Assigned task: The expected answer is the set of lines in the data below between the line holding "0.225 | 0.450 |" and the line holding "Question: Fill in the withheld energies.", inclusive, written out exactly.

Data for review Start Marker

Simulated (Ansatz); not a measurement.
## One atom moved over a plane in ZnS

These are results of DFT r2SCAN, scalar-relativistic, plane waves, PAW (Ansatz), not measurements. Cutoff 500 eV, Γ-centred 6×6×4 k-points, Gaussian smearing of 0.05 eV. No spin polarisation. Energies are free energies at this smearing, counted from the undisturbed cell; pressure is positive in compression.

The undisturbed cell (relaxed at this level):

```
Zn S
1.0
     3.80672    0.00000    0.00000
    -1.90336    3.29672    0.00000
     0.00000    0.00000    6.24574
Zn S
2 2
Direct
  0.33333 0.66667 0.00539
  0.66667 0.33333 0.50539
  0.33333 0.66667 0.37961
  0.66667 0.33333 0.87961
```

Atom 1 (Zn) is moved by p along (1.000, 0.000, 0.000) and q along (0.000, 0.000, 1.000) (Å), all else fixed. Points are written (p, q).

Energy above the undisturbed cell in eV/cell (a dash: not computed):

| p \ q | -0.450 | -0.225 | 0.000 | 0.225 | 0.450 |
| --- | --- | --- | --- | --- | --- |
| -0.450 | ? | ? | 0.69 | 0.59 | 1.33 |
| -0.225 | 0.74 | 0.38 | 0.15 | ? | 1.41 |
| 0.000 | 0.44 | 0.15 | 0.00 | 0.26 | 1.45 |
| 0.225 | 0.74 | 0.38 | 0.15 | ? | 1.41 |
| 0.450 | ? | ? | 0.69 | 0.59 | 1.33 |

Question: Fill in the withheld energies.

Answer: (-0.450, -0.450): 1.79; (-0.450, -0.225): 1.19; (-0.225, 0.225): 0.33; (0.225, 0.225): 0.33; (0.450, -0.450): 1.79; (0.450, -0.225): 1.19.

Data for review End Marker

Task solution:
| p \ q | -0.450 | -0.225 | 0.000 | 0.225 | 0.450 |
| --- | --- | --- | --- | --- | --- |
| -0.450 | ? | ? | 0.69 | 0.59 | 1.33 |
| -0.225 | 0.74 | 0.38 | 0.15 | ? | 1.41 |
| 0.000 | 0.44 | 0.15 | 0.00 | 0.26 | 1.45 |
| 0.225 | 0.74 | 0.38 | 0.15 | ? | 1.41 |
| 0.450 | ? | ? | 0.69 | 0.59 | 1.33 |

Question: Fill in the withheld energies.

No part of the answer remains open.